[Start of section]

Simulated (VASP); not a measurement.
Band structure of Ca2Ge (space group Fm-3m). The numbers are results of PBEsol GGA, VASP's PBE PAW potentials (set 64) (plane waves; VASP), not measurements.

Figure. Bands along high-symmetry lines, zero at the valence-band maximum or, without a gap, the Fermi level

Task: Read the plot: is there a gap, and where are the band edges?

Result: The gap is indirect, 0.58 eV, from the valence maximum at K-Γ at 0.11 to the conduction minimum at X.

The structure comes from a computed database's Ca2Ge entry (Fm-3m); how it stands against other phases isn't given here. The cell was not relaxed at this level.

[End of section]

*TASK ITEM*
Find the line with "Band structure of" in the entries above. Retype it and each line after it, exactly, through the line with "Result: The gap", and stop there.

*EXERCISE RESULT*
Band structure of Ca2Ge (space group Fm-3m). The numbers are results of PBEsol GGA, VASP's PBE PAW potentials (set 64) (plane waves; VASP), not measurements.

Figure. Bands along high-symmetry lines, zero at the valence-band maximum or, without a gap, the Fermi level

Task: Read the plot: is there a gap, and where are the band edges?

Result: The gap is indirect, 0.58 eV, from the valence maximum at K-Γ at 0.11 to the conduction minimum at X.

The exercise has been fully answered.